[Information shown — start]
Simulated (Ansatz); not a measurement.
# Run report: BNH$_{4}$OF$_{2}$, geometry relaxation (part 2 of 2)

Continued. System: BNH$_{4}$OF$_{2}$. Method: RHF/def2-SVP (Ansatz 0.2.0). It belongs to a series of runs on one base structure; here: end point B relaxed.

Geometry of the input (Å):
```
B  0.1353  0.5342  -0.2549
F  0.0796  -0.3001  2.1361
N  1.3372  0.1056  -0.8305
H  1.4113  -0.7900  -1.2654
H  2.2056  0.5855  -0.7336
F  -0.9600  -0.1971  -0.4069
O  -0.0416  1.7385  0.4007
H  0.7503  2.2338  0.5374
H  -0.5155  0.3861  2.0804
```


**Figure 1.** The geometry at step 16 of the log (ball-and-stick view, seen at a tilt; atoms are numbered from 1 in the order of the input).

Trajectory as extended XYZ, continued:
[Information shown — finish]

### Task item
Please output exactly the lines between the one holding "point B relaxed." and the one holding "of the input)." in the records above, inclusive, and nothing more.

### Task response
Continued. System: BNH$_{4}$OF$_{2}$. Method: RHF/def2-SVP (Ansatz 0.2.0). It belongs to a series of runs on one base structure; here: end point B relaxed.

Geometry of the input (Å):
```
B  0.1353  0.5342  -0.2549
F  0.0796  -0.3001  2.1361
N  1.3372  0.1056  -0.8305
H  1.4113  -0.7900  -1.2654
H  2.2056  0.5855  -0.7336
F  -0.9600  -0.1971  -0.4069
O  -0.0416  1.7385  0.4007
H  0.7503  2.2338  0.5374
H  -0.5155  0.3861  2.0804
```


**Figure 1.** The geometry at step 16 of the log (ball-and-stick view, seen at a tilt; atoms are numbered from 1 in the order of the input).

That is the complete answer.